INFORMATION GIVEN:
☆ ☆ ☆

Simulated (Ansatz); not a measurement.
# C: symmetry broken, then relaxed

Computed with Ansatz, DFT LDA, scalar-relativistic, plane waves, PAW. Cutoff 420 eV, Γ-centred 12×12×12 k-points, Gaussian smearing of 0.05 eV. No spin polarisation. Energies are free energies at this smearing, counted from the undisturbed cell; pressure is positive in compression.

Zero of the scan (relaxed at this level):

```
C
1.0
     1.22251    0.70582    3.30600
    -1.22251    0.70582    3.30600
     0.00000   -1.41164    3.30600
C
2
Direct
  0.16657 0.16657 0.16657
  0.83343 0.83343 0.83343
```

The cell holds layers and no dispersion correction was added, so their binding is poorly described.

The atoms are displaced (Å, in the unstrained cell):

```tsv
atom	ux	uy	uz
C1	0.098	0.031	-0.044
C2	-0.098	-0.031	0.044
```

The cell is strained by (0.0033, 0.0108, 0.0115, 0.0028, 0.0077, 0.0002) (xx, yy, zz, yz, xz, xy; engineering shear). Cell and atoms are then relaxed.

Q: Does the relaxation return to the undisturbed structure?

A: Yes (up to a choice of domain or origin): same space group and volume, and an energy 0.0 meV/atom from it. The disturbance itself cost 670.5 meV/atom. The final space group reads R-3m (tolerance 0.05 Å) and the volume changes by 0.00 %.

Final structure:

☆ ☆ ☆

WORK ITEM:
When you reach the line in the material above that holds "The cell holds", begin reproducing lines exactly, and stop after the line that holds "A: Yes (up to".

RESPONSE AREA:
The cell holds layers and no dispersion correction was added, so their binding is poorly described.

The atoms are displaced (Å, in the unstrained cell):

```tsv
atom	ux	uy	uz
C1	0.098	0.031	-0.044
C2	-0.098	-0.031	0.044
```

The cell is strained by (0.0033, 0.0108, 0.0115, 0.0028, 0.0077, 0.0002) (xx, yy, zz, yz, xz, xy; engineering shear). Cell and atoms are then relaxed.

Q: Does the relaxation return to the undisturbed structure?

A: Yes (up to a choice of domain or origin): same space group and volume, and an energy 0.0 meV/atom from it. The disturbance itself cost 670.5 meV/atom. The final space group reads R-3m (tolerance 0.05 Å) and the volume changes by 0.00 %.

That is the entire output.